Record extracts: Begin
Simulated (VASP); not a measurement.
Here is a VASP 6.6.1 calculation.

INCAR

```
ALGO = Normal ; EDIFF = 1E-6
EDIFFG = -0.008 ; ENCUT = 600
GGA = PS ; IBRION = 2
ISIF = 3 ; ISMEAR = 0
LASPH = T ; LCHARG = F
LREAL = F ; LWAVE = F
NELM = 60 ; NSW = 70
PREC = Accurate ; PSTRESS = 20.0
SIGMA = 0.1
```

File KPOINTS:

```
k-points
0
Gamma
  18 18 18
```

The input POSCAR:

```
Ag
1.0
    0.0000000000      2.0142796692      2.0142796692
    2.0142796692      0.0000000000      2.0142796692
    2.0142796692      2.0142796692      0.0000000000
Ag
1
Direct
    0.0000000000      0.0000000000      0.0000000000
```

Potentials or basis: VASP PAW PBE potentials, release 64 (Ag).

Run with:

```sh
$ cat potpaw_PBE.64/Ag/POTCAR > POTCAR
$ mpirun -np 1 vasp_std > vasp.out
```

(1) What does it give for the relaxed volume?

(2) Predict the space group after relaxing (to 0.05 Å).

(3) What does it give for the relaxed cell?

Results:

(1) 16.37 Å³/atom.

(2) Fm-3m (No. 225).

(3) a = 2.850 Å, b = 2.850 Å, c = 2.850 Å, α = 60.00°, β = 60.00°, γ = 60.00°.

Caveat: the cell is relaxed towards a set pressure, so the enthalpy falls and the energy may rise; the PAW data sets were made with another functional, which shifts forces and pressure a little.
Record extracts: End

## Brief:
Each line of the records should be transcribed without change.

## Response area:
Simulated (VASP); not a measurement.
Here is a VASP 6.6.1 calculation.

INCAR

```
ALGO = Normal ; EDIFF = 1E-6
EDIFFG = -0.008 ; ENCUT = 600
GGA = PS ; IBRION = 2
ISIF = 3 ; ISMEAR = 0
LASPH = T ; LCHARG = F
LREAL = F ; LWAVE = F
NELM = 60 ; NSW = 70
PREC = Accurate ; PSTRESS = 20.0
SIGMA = 0.1
```

File KPOINTS:

```
k-points
0
Gamma
  18 18 18
```

The input POSCAR:

```
Ag
1.0
    0.0000000000      2.0142796692      2.0142796692
    2.0142796692      0.0000000000      2.0142796692
    2.0142796692      2.0142796692      0.0000000000
Ag
1
Direct
    0.0000000000      0.0000000000      0.0000000000
```

Potentials or basis: VASP PAW PBE potentials, release 64 (Ag).

Run with:

```sh
$ cat potpaw_PBE.64/Ag/POTCAR > POTCAR
$ mpirun -np 1 vasp_std > vasp.out
```

(1) What does it give for the relaxed volume?

(2) Predict the space group after relaxing (to 0.05 Å).

(3) What does it give for the relaxed cell?

Results:

(1) 16.37 Å³/atom.

(2) Fm-3m (No. 225).

(3) a = 2.850 Å, b = 2.850 Å, c = 2.850 Å, α = 60.00°, β = 60.00°, γ = 60.00°.

Caveat: the cell is relaxed towards a set pressure, so the enthalpy falls and the energy may rise; the PAW data sets were made with another functional, which shifts forces and pressure a little.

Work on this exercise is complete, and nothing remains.